▶ _DATA EXTRACTS_:
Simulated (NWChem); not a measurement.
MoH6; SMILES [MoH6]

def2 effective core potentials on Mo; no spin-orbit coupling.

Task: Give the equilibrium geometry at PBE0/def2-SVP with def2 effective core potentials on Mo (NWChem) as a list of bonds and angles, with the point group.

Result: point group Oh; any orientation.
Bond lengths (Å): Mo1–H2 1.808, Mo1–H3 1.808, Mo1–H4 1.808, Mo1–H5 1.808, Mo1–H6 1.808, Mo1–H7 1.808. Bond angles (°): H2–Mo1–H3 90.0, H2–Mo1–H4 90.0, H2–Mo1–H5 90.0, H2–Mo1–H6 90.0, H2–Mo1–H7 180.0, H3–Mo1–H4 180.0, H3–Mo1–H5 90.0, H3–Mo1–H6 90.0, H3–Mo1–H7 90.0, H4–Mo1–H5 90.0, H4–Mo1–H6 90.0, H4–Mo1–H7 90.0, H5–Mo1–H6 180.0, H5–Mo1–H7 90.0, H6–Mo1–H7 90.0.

▶ _WORK ITEM_: Reproduce exactly, please, only the lines from the start of the data above to the line that contains "Result: point group Oh; any orientation.", with both ends kept.

▶ _RESULT_:
Simulated (NWChem); not a measurement.
MoH6; SMILES [MoH6]

def2 effective core potentials on Mo; no spin-orbit coupling.

Task: Give the equilibrium geometry at PBE0/def2-SVP with def2 effective core potentials on Mo (NWChem) as a list of bonds and angles, with the point group.

Result: point group Oh; any orientation.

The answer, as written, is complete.